(Brief) What is needed is an exact retyping of the records below, from the first line through the line that contains "Set up the same".

(Record extracts)
[Start of section]
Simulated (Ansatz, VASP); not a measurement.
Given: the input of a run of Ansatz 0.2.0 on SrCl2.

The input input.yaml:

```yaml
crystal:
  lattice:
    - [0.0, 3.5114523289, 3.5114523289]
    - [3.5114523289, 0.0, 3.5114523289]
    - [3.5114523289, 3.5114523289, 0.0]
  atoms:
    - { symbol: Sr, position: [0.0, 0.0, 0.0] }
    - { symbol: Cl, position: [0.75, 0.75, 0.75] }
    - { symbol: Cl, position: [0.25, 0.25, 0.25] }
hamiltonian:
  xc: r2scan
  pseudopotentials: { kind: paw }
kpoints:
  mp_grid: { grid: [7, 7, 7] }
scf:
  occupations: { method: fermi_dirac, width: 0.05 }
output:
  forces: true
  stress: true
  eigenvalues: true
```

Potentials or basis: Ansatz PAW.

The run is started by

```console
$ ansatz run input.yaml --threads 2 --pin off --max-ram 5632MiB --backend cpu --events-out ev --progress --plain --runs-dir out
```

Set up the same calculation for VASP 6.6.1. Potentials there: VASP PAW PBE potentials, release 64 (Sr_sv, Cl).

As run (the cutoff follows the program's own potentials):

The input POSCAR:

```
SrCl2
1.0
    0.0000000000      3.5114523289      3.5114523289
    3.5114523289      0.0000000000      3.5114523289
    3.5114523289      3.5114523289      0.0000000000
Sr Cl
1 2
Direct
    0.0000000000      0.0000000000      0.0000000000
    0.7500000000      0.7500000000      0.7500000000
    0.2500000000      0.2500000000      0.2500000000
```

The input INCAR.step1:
[End of section]

(Result)
Simulated (Ansatz, VASP); not a measurement.
Given: the input of a run of Ansatz 0.2.0 on SrCl2.

The input input.yaml:

```yaml
crystal:
  lattice:
    - [0.0, 3.5114523289, 3.5114523289]
    - [3.5114523289, 0.0, 3.5114523289]
    - [3.5114523289, 3.5114523289, 0.0]
  atoms:
    - { symbol: Sr, position: [0.0, 0.0, 0.0] }
    - { symbol: Cl, position: [0.75, 0.75, 0.75] }
    - { symbol: Cl, position: [0.25, 0.25, 0.25] }
hamiltonian:
  xc: r2scan
  pseudopotentials: { kind: paw }
kpoints:
  mp_grid: { grid: [7, 7, 7] }
scf:
  occupations: { method: fermi_dirac, width: 0.05 }
output:
  forces: true
  stress: true
  eigenvalues: true
```

Potentials or basis: Ansatz PAW.

The run is started by

```console
$ ansatz run input.yaml --threads 2 --pin off --max-ram 5632MiB --backend cpu --events-out ev --progress --plain --runs-dir out
```

Set up the same calculation for VASP 6.6.1. Potentials there: VASP PAW PBE potentials, release 64 (Sr_sv, Cl).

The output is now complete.